Action item: Every line of the data is to be output verbatim.

Material shown:
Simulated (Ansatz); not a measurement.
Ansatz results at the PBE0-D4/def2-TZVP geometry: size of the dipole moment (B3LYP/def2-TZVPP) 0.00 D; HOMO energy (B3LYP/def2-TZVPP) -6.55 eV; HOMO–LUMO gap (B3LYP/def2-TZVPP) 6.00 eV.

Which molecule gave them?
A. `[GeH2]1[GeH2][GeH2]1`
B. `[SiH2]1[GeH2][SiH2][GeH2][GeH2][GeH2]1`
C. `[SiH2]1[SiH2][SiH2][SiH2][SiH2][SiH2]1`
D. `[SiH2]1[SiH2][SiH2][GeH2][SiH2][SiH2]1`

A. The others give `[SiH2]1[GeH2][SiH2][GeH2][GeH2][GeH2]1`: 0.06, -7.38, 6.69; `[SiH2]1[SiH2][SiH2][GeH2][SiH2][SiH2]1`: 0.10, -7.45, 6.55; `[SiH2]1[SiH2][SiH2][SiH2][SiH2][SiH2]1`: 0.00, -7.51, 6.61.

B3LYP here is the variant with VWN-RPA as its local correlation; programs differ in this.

Written response:
Simulated (Ansatz); not a measurement.
Ansatz results at the PBE0-D4/def2-TZVP geometry: size of the dipole moment (B3LYP/def2-TZVPP) 0.00 D; HOMO energy (B3LYP/def2-TZVPP) -6.55 eV; HOMO–LUMO gap (B3LYP/def2-TZVPP) 6.00 eV.

Which molecule gave them?
A. `[GeH2]1[GeH2][GeH2]1`
B. `[SiH2]1[GeH2][SiH2][GeH2][GeH2][GeH2]1`
C. `[SiH2]1[SiH2][SiH2][SiH2][SiH2][SiH2]1`
D. `[SiH2]1[SiH2][SiH2][GeH2][SiH2][SiH2]1`

A. The others give `[SiH2]1[GeH2][SiH2][GeH2][GeH2][GeH2]1`: 0.06, -7.38, 6.69; `[SiH2]1[SiH2][SiH2][GeH2][SiH2][SiH2]1`: 0.10, -7.45, 6.55; `[SiH2]1[SiH2][SiH2][SiH2][SiH2][SiH2]1`: 0.00, -7.51, 6.61.

B3LYP here is the variant with VWN-RPA as its local correlation; programs differ in this.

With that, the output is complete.